BEGIN Provided material

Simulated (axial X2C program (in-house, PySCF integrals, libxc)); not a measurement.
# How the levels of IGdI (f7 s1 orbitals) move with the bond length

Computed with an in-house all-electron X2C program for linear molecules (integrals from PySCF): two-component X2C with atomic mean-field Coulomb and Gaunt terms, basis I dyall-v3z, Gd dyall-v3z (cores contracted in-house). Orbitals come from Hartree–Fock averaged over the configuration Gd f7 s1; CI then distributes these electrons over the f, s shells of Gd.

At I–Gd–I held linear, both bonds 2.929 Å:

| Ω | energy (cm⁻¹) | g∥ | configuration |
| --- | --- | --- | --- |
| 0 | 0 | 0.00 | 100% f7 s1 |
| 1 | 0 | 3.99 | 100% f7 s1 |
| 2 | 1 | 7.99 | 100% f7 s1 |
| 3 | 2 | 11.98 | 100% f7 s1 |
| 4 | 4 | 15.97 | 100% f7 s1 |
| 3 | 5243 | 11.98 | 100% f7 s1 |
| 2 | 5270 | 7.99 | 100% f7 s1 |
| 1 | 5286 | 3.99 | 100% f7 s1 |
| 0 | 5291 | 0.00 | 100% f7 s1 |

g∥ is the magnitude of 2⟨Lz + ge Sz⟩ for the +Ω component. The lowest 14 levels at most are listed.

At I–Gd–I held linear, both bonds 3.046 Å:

END Provided material

» Activity
In restating the data, begin at its first line, reproduce each line word for word, and conclude with the line that contains "15.97 | 100% f7 s1 |".

» Exercise solution
Simulated (axial X2C program (in-house, PySCF integrals, libxc)); not a measurement.
# How the levels of IGdI (f7 s1 orbitals) move with the bond length

Computed with an in-house all-electron X2C program for linear molecules (integrals from PySCF): two-component X2C with atomic mean-field Coulomb and Gaunt terms, basis I dyall-v3z, Gd dyall-v3z (cores contracted in-house). Orbitals come from Hartree–Fock averaged over the configuration Gd f7 s1; CI then distributes these electrons over the f, s shells of Gd.

At I–Gd–I held linear, both bonds 2.929 Å:

| Ω | energy (cm⁻¹) | g∥ | configuration |
| --- | --- | --- | --- |
| 0 | 0 | 0.00 | 100% f7 s1 |
| 1 | 0 | 3.99 | 100% f7 s1 |
| 2 | 1 | 7.99 | 100% f7 s1 |
| 3 | 2 | 11.98 | 100% f7 s1 |
| 4 | 4 | 15.97 | 100% f7 s1 |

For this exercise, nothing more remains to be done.